Assignment
In the entries below, find the line containing "Ring bond lengths" and the line containing "off the ring?". Copy those two lines and everything between them exactly, and only that.

..........

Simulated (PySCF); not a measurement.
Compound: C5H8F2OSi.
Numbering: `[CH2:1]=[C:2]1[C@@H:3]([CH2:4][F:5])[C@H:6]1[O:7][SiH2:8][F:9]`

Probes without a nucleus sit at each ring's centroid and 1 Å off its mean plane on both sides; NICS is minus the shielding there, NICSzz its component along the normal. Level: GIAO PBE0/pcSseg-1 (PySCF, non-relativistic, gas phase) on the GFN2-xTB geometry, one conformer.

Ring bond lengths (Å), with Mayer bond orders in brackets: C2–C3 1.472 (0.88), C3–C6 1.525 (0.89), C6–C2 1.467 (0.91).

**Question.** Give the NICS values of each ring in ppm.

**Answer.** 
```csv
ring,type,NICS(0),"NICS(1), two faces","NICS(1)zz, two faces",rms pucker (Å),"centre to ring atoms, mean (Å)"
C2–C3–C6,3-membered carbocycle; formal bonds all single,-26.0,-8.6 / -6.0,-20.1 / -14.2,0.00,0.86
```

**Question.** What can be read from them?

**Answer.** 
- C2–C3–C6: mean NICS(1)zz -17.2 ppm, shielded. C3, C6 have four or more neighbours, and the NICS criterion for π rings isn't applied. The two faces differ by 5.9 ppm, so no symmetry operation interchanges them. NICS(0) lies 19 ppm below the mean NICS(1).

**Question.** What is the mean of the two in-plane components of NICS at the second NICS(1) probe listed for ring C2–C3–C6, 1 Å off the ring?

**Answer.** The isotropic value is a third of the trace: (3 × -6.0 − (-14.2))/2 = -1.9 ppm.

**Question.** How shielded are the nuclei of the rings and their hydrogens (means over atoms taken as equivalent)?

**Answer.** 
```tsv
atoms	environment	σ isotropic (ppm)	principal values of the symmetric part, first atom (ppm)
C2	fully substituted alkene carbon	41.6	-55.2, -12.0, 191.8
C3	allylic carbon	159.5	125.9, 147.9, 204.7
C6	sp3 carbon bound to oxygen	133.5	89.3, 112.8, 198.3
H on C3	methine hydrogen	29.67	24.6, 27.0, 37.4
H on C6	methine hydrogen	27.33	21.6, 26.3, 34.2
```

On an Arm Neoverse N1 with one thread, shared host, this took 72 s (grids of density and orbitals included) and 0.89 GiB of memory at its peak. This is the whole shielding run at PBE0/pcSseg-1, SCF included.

..........

Reply
Ring bond lengths (Å), with Mayer bond orders in brackets: C2–C3 1.472 (0.88), C3–C6 1.525 (0.89), C6–C2 1.467 (0.91).

**Question.** Give the NICS values of each ring in ppm.

**Answer.** 
```csv
ring,type,NICS(0),"NICS(1), two faces","NICS(1)zz, two faces",rms pucker (Å),"centre to ring atoms, mean (Å)"
C2–C3–C6,3-membered carbocycle; formal bonds all single,-26.0,-8.6 / -6.0,-20.1 / -14.2,0.00,0.86
```

**Question.** What can be read from them?

**Answer.** 
- C2–C3–C6: mean NICS(1)zz -17.2 ppm, shielded. C3, C6 have four or more neighbours, and the NICS criterion for π rings isn't applied. The two faces differ by 5.9 ppm, so no symmetry operation interchanges them. NICS(0) lies 19 ppm below the mean NICS(1).

**Question.** What is the mean of the two in-plane components of NICS at the second NICS(1) probe listed for ring C2–C3–C6, 1 Å off the ring?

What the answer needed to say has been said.